Work item: Output each line of the listing that follows, with every character kept as it is.

Record excerpts:
:::::

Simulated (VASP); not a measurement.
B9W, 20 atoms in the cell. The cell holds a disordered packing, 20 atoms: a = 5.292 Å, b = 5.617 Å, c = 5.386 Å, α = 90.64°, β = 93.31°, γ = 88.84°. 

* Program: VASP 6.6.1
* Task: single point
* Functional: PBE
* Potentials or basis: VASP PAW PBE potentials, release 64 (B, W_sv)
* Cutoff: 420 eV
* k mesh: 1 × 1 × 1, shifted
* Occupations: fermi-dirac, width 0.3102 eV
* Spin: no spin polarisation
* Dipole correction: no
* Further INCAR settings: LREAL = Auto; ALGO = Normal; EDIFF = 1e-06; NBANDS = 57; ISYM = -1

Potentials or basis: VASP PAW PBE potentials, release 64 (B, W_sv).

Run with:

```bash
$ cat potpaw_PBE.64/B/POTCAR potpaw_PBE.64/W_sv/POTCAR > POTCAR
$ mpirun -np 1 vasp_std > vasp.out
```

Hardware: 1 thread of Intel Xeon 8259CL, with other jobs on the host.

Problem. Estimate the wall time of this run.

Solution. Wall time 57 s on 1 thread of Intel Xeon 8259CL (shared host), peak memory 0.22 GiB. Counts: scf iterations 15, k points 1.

:::::

Written reply:
Simulated (VASP); not a measurement.
B9W, 20 atoms in the cell. The cell holds a disordered packing, 20 atoms: a = 5.292 Å, b = 5.617 Å, c = 5.386 Å, α = 90.64°, β = 93.31°, γ = 88.84°. 

* Program: VASP 6.6.1
* Task: single point
* Functional: PBE
* Potentials or basis: VASP PAW PBE potentials, release 64 (B, W_sv)
* Cutoff: 420 eV
* k mesh: 1 × 1 × 1, shifted
* Occupations: fermi-dirac, width 0.3102 eV
* Spin: no spin polarisation
* Dipole correction: no
* Further INCAR settings: LREAL = Auto; ALGO = Normal; EDIFF = 1e-06; NBANDS = 57; ISYM = -1

Potentials or basis: VASP PAW PBE potentials, release 64 (B, W_sv).

Run with:

```bash
$ cat potpaw_PBE.64/B/POTCAR potpaw_PBE.64/W_sv/POTCAR > POTCAR
$ mpirun -np 1 vasp_std > vasp.out
```

Hardware: 1 thread of Intel Xeon 8259CL, with other jobs on the host.

Problem. Estimate the wall time of this run.

Solution. Wall time 57 s on 1 thread of Intel Xeon 8259CL (shared host), peak memory 0.22 GiB. Counts: scf iterations 15, k points 1.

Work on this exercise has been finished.